**RECORDED INFORMATION**
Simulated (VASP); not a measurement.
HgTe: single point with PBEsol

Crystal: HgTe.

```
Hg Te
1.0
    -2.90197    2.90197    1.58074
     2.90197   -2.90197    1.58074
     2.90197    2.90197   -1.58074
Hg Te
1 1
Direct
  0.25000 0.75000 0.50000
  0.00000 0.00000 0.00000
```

**WORK ITEM**
Copy out each record from above, exactly.

**RESULT**
Simulated (VASP); not a measurement.
HgTe: single point with PBEsol

Crystal: HgTe.

```
Hg Te
1.0
    -2.90197    2.90197    1.58074
     2.90197   -2.90197    1.58074
     2.90197    2.90197   -1.58074
Hg Te
1 1
Direct
  0.25000 0.75000 0.50000
  0.00000 0.00000 0.00000
```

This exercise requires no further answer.